### WORK REQUEST:
Repeat the records below exactly.

### DATA FOR ANALYSIS:
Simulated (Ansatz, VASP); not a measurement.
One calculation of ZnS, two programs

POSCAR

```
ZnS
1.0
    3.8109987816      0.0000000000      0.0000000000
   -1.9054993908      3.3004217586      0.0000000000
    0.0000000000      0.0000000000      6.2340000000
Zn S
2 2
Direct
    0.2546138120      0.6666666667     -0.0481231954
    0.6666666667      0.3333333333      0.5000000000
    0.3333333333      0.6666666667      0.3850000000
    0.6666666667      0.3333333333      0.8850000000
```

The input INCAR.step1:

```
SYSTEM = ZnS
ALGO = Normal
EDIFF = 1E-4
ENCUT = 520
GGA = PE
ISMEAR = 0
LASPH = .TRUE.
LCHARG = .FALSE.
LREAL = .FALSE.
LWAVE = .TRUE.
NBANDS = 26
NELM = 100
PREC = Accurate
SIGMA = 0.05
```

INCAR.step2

### TASK RESPONSE:
Simulated (Ansatz, VASP); not a measurement.
One calculation of ZnS, two programs

POSCAR

```
ZnS
1.0
    3.8109987816      0.0000000000      0.0000000000
   -1.9054993908      3.3004217586      0.0000000000
    0.0000000000      0.0000000000      6.2340000000
Zn S
2 2
Direct
    0.2546138120      0.6666666667     -0.0481231954
    0.6666666667      0.3333333333      0.5000000000
    0.3333333333      0.6666666667      0.3850000000
    0.6666666667      0.3333333333      0.8850000000
```

The input INCAR.step1:

```
SYSTEM = ZnS
ALGO = Normal
EDIFF = 1E-4
ENCUT = 520
GGA = PE
ISMEAR = 0
LASPH = .TRUE.
LCHARG = .FALSE.
LREAL = .FALSE.
LWAVE = .TRUE.
NBANDS = 26
NELM = 100
PREC = Accurate
SIGMA = 0.05
```

INCAR.step2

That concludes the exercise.